_Entries provided_

'''

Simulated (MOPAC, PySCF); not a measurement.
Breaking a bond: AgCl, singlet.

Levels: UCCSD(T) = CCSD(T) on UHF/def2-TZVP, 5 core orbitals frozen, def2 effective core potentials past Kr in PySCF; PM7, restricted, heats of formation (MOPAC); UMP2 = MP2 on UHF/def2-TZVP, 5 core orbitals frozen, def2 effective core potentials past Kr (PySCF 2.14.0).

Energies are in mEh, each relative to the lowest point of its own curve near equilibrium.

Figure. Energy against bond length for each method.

'''

_Assignment_
The entries above should be set down again exactly as they appear.

_Answer box_
Simulated (MOPAC, PySCF); not a measurement.
Breaking a bond: AgCl, singlet.

Levels: UCCSD(T) = CCSD(T) on UHF/def2-TZVP, 5 core orbitals frozen, def2 effective core potentials past Kr in PySCF; PM7, restricted, heats of formation (MOPAC); UMP2 = MP2 on UHF/def2-TZVP, 5 core orbitals frozen, def2 effective core potentials past Kr (PySCF 2.14.0).

Energies are in mEh, each relative to the lowest point of its own curve near equilibrium.

Figure. Energy against bond length for each method.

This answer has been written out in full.